Lines from the top of the entries down to the line with "Answer: Run 1: converged" must be set down exactly as they stand, with both ends retained.

## Material provided
═══
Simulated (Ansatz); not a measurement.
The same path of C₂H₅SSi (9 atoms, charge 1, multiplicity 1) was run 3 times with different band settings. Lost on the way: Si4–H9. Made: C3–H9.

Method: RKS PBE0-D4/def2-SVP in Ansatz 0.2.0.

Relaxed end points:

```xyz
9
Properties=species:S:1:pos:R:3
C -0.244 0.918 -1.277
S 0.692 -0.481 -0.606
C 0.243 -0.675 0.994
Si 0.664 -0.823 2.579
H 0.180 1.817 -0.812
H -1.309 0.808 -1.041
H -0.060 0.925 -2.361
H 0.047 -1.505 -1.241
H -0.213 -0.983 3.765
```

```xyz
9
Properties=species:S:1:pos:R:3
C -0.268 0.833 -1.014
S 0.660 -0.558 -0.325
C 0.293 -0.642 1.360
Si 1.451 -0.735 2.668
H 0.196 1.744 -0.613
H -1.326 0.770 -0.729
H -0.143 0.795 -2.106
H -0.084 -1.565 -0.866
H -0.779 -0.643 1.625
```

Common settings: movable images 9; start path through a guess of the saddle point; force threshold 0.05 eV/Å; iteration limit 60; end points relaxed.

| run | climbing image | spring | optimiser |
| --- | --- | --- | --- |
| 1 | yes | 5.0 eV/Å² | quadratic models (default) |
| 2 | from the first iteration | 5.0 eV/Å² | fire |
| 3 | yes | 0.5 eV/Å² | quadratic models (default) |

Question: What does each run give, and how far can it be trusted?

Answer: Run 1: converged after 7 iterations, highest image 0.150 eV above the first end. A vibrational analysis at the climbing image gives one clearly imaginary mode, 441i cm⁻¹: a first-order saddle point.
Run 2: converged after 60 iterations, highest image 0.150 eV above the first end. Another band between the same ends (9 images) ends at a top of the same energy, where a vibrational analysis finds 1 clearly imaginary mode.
═══

## Answer space
Simulated (Ansatz); not a measurement.
The same path of C₂H₅SSi (9 atoms, charge 1, multiplicity 1) was run 3 times with different band settings. Lost on the way: Si4–H9. Made: C3–H9.

Method: RKS PBE0-D4/def2-SVP in Ansatz 0.2.0.

Relaxed end points:

```xyz
9
Properties=species:S:1:pos:R:3
C -0.244 0.918 -1.277
S 0.692 -0.481 -0.606
C 0.243 -0.675 0.994
Si 0.664 -0.823 2.579
H 0.180 1.817 -0.812
H -1.309 0.808 -1.041
H -0.060 0.925 -2.361
H 0.047 -1.505 -1.241
H -0.213 -0.983 3.765
```

```xyz
9
Properties=species:S:1:pos:R:3
C -0.268 0.833 -1.014
S 0.660 -0.558 -0.325
C 0.293 -0.642 1.360
Si 1.451 -0.735 2.668
H 0.196 1.744 -0.613
H -1.326 0.770 -0.729
H -0.143 0.795 -2.106
H -0.084 -1.565 -0.866
H -0.779 -0.643 1.625
```

Common settings: movable images 9; start path through a guess of the saddle point; force threshold 0.05 eV/Å; iteration limit 60; end points relaxed.

| run | climbing image | spring | optimiser |
| --- | --- | --- | --- |
| 1 | yes | 5.0 eV/Å² | quadratic models (default) |
| 2 | from the first iteration | 5.0 eV/Å² | fire |
| 3 | yes | 0.5 eV/Å² | quadratic models (default) |

Question: What does each run give, and how far can it be trusted?

Answer: Run 1: converged after 7 iterations, highest image 0.150 eV above the first end. A vibrational analysis at the climbing image gives one clearly imaginary mode, 441i cm⁻¹: a first-order saddle point.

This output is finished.